WORK ITEM: Copy the records below word for word. Stop after the line that contains "exciting sodium; X-ray".

EXTRACTED DATA:
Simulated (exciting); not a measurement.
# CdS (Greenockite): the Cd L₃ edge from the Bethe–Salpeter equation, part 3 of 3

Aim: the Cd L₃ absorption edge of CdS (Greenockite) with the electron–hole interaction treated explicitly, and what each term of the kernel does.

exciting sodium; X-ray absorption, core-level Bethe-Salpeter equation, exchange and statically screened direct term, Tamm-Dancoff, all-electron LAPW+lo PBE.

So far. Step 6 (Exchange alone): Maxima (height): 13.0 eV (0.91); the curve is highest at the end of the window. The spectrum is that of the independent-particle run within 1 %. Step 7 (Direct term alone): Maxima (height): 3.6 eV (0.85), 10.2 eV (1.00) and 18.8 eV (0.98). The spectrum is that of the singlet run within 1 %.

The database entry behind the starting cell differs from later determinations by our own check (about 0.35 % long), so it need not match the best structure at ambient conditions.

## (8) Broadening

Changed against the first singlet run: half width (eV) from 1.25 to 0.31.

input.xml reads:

WRITTEN ANSWER:
Simulated (exciting); not a measurement.
# CdS (Greenockite): the Cd L₃ edge from the Bethe–Salpeter equation, part 3 of 3

Aim: the Cd L₃ absorption edge of CdS (Greenockite) with the electron–hole interaction treated explicitly, and what each term of the kernel does.

exciting sodium; X-ray absorption, core-level Bethe-Salpeter equation, exchange and statically screened direct term, Tamm-Dancoff, all-electron LAPW+lo PBE.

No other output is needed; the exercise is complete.